**Exercise**
Exactly the lines from the start of the data through the line containing "Ansatz 0.2.0 |" should be output, with both ends kept and nothing added.

**Given information**
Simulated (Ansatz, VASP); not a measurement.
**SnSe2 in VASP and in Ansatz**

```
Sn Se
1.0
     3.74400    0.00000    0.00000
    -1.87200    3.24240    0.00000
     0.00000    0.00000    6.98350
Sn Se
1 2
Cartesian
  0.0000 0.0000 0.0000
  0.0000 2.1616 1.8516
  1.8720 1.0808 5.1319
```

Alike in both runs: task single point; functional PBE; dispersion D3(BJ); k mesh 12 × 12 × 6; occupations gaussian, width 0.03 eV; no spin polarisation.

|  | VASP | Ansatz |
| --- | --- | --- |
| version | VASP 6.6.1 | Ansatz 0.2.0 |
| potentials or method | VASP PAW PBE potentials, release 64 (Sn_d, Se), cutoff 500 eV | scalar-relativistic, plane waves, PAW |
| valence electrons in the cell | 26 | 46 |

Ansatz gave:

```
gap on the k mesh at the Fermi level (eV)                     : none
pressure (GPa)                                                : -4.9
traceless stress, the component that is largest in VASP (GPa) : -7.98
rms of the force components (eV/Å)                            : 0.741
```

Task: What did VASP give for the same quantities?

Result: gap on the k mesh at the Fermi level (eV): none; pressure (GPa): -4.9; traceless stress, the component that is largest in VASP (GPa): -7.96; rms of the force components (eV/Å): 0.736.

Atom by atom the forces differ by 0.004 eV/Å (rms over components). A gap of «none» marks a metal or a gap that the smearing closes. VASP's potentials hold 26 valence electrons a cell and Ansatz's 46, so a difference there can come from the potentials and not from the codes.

**Written reply**
Simulated (Ansatz, VASP); not a measurement.
**SnSe2 in VASP and in Ansatz**

```
Sn Se
1.0
     3.74400    0.00000    0.00000
    -1.87200    3.24240    0.00000
     0.00000    0.00000    6.98350
Sn Se
1 2
Cartesian
  0.0000 0.0000 0.0000
  0.0000 2.1616 1.8516
  1.8720 1.0808 5.1319
```

Alike in both runs: task single point; functional PBE; dispersion D3(BJ); k mesh 12 × 12 × 6; occupations gaussian, width 0.03 eV; no spin polarisation.

|  | VASP | Ansatz |
| --- | --- | --- |
| version | VASP 6.6.1 | Ansatz 0.2.0 |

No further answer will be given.